§ REQUIREMENT
The entries need to be copied exactly.

§ DATA UNDER STUDY

◇ ◇ ◇ ◇

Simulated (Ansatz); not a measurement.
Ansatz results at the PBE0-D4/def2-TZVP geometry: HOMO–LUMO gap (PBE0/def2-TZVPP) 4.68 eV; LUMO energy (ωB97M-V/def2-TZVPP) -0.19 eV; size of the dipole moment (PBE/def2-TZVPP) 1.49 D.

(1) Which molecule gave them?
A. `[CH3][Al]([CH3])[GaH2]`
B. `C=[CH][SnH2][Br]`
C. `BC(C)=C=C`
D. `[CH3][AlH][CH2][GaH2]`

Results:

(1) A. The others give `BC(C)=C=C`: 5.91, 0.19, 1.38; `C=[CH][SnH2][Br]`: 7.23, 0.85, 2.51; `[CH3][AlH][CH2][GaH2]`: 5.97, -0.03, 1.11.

◇ ◇ ◇ ◇

§ REPLY
Simulated (Ansatz); not a measurement.
Ansatz results at the PBE0-D4/def2-TZVP geometry: HOMO–LUMO gap (PBE0/def2-TZVPP) 4.68 eV; LUMO energy (ωB97M-V/def2-TZVPP) -0.19 eV; size of the dipole moment (PBE/def2-TZVPP) 1.49 D.

(1) Which molecule gave them?
A. `[CH3][Al]([CH3])[GaH2]`
B. `C=[CH][SnH2][Br]`
C. `BC(C)=C=C`
D. `[CH3][AlH][CH2][GaH2]`

Results:

(1) A. The others give `BC(C)=C=C`: 5.91, 0.19, 1.38; `C=[CH][SnH2][Br]`: 7.23, 0.85, 2.51; `[CH3][AlH][CH2][GaH2]`: 5.97, -0.03, 1.11.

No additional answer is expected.